*** PROVIDED DATA ***

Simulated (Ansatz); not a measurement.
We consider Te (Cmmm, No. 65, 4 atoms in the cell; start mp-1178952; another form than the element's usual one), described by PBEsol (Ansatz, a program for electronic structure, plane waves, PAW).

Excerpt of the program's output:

*** End of PROVIDED DATA ***

The full data must appear again, retyped in every detail.

Simulated (Ansatz); not a measurement.
We consider Te (Cmmm, No. 65, 4 atoms in the cell; start mp-1178952; another form than the element's usual one), described by PBEsol (Ansatz, a program for electronic structure, plane waves, PAW).

Excerpt of the program's output:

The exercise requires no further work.